= Supplied information =
• • • •

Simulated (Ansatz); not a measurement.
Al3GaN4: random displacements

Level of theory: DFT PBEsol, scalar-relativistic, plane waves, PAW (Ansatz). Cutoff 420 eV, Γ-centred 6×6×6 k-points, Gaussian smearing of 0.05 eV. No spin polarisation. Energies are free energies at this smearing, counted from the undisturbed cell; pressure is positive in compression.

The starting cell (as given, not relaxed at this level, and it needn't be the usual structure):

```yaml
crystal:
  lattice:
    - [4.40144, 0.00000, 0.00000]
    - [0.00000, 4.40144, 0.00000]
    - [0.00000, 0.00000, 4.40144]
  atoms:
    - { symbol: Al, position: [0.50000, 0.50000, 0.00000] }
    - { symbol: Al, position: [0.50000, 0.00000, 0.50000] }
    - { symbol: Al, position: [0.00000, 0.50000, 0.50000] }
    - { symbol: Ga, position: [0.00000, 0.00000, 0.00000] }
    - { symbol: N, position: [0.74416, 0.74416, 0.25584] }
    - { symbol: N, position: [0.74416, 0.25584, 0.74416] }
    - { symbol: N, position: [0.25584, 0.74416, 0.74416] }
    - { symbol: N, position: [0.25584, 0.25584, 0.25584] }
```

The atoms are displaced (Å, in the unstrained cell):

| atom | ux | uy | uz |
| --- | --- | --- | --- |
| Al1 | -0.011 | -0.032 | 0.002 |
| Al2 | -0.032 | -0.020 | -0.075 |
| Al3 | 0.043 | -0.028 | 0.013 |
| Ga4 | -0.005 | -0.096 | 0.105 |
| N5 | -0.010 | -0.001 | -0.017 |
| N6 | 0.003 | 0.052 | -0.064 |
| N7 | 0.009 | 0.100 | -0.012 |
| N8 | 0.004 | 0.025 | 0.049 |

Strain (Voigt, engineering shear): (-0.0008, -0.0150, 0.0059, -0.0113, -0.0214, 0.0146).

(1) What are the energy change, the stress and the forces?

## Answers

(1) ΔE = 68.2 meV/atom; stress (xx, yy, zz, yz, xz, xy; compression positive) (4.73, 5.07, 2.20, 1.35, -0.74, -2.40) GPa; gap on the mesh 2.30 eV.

• • • •

Output, unchanged, the lines of the listing above from the first one through the one holding "Al3GaN4: random displacements". Leave out every line after it.

Simulated (Ansatz); not a measurement.
Al3GaN4: random displacements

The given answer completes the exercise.